WORK REQUEST →
Return only what lies between the first line of the entries and the line containing "Which geometry has the lower energy?", both lines included.

ENTRIES PROVIDED →
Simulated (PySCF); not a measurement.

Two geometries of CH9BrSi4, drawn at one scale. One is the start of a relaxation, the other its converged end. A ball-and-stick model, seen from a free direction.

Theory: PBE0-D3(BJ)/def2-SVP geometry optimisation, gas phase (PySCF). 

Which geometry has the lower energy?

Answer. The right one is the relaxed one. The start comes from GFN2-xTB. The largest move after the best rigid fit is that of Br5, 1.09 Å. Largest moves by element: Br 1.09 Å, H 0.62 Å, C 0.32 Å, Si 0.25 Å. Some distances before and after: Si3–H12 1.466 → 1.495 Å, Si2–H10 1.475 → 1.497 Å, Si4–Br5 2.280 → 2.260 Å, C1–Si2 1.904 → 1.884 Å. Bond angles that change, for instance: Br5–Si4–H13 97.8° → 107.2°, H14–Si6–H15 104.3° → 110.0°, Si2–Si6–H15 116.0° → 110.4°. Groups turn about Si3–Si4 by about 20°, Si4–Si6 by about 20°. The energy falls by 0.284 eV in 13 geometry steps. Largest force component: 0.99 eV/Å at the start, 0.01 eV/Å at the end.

YOUR RESPONSE →
Simulated (PySCF); not a measurement.

Two geometries of CH9BrSi4, drawn at one scale. One is the start of a relaxation, the other its converged end. A ball-and-stick model, seen from a free direction.

Theory: PBE0-D3(BJ)/def2-SVP geometry optimisation, gas phase (PySCF). 

Which geometry has the lower energy?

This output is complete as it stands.